The lines from the start of the listing through the line containing "At the start: pressure" should be printed exactly, and no other lines should be printed.

━━ Information
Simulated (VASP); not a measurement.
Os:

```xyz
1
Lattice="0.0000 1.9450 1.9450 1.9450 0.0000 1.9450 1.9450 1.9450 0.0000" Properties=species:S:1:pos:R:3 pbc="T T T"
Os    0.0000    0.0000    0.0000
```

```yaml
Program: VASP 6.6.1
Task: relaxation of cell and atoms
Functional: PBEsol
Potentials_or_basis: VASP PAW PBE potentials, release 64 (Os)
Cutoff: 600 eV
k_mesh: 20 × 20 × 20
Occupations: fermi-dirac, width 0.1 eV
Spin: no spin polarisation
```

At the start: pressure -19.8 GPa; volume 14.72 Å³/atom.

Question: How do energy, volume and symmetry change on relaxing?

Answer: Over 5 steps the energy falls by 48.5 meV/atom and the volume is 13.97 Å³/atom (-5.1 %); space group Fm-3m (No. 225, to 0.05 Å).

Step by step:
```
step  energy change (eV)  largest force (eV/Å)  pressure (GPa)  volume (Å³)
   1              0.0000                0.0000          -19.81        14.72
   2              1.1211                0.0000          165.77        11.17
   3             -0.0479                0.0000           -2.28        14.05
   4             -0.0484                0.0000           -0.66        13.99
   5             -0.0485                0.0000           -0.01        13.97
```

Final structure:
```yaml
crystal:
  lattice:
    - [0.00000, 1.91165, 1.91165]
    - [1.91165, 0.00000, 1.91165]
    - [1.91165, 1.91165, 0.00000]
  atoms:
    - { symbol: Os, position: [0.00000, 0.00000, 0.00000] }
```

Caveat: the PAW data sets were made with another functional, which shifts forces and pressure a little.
━━━━

### Reply
Simulated (VASP); not a measurement.
Os:

```xyz
1
Lattice="0.0000 1.9450 1.9450 1.9450 0.0000 1.9450 1.9450 1.9450 0.0000" Properties=species:S:1:pos:R:3 pbc="T T T"
Os    0.0000    0.0000    0.0000
```

```yaml
Program: VASP 6.6.1
Task: relaxation of cell and atoms
Functional: PBEsol
Potentials_or_basis: VASP PAW PBE potentials, release 64 (Os)
Cutoff: 600 eV
k_mesh: 20 × 20 × 20
Occupations: fermi-dirac, width 0.1 eV
Spin: no spin polarisation
```

At the start: pressure -19.8 GPa; volume 14.72 Å³/atom.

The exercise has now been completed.